- DATASET ENTRIES -
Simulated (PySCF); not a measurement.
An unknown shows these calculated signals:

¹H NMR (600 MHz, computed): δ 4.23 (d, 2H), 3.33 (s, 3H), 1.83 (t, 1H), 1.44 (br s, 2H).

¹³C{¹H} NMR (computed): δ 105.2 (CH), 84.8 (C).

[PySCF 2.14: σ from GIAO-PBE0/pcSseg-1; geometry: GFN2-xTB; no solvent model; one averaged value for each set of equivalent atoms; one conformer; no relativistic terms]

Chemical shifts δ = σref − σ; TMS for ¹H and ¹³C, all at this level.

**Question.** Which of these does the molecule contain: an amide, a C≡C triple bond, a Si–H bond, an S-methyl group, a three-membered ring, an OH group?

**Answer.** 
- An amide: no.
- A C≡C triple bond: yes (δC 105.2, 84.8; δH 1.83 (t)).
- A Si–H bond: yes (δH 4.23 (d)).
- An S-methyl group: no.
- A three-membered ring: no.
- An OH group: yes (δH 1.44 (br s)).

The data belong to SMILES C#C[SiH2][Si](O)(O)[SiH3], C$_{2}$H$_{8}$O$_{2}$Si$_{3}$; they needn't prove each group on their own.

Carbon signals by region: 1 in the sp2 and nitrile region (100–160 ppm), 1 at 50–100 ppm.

- REQUIREMENT -
Beginning with the very first line of the records above, please retype each line through the one that has "(CH), 84.8 (C).", and add nothing.

- SOLUTION -
Simulated (PySCF); not a measurement.
An unknown shows these calculated signals:

¹H NMR (600 MHz, computed): δ 4.23 (d, 2H), 3.33 (s, 3H), 1.83 (t, 1H), 1.44 (br s, 2H).

¹³C{¹H} NMR (computed): δ 105.2 (CH), 84.8 (C).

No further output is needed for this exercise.